__________

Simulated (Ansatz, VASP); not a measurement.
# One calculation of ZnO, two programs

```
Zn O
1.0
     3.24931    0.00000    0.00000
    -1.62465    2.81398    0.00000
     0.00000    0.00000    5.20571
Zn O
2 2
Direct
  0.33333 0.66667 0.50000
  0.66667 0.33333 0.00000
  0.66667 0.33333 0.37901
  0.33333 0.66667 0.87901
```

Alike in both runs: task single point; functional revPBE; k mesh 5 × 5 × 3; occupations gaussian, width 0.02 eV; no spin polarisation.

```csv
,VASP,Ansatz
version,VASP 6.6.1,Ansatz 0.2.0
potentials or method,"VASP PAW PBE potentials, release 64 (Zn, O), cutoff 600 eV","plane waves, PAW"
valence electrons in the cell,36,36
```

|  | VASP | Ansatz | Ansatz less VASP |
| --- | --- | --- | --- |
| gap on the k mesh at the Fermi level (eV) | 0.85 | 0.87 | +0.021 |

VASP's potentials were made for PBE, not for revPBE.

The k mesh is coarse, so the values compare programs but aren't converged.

__________

> [Work order] What you give back must match the material exactly, beginning with its first line and ending with the line holding "VASP's potentials were".

> [Exercise output]
Simulated (Ansatz, VASP); not a measurement.
# One calculation of ZnO, two programs

```
Zn O
1.0
     3.24931    0.00000    0.00000
    -1.62465    2.81398    0.00000
     0.00000    0.00000    5.20571
Zn O
2 2
Direct
  0.33333 0.66667 0.50000
  0.66667 0.33333 0.00000
  0.66667 0.33333 0.37901
  0.33333 0.66667 0.87901
```

Alike in both runs: task single point; functional revPBE; k mesh 5 × 5 × 3; occupations gaussian, width 0.02 eV; no spin polarisation.

```csv
,VASP,Ansatz
version,VASP 6.6.1,Ansatz 0.2.0
potentials or method,"VASP PAW PBE potentials, release 64 (Zn, O), cutoff 600 eV","plane waves, PAW"
valence electrons in the cell,36,36
```

|  | VASP | Ansatz | Ansatz less VASP |
| --- | --- | --- | --- |
| gap on the k mesh at the Fermi level (eV) | 0.85 | 0.87 | +0.021 |

VASP's potentials were made for PBE, not for revPBE.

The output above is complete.